ASSIGNMENT:
Write out the full listing, matching it line for line.

DATA SECTION:
══════════════════════════════

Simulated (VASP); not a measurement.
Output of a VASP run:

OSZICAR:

══════════════════════════════

WRITTEN RESPONSE:
Simulated (VASP); not a measurement.
Output of a VASP run:

OSZICAR:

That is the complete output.